__Assigned task__
From the entries below, return only the lines starting at the one that contains "This cell differs" and ending at the one that contains "These files were", exactly as they stand.

__Excerpted records__
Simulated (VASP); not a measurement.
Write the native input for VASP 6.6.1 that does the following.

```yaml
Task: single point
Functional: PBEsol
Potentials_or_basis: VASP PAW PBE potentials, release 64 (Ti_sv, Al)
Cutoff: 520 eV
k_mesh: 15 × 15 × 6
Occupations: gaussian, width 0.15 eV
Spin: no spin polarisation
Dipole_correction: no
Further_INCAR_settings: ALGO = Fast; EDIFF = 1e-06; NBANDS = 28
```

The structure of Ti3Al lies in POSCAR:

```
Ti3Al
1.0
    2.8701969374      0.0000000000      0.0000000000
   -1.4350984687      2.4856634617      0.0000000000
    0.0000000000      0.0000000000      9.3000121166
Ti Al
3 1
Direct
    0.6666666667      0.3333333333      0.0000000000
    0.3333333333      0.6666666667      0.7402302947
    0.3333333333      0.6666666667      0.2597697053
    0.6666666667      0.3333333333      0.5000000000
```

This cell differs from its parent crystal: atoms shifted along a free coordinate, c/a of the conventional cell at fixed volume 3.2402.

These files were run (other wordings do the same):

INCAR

__Your response__
This cell differs from its parent crystal: atoms shifted along a free coordinate, c/a of the conventional cell at fixed volume 3.2402.

These files were run (other wordings do the same):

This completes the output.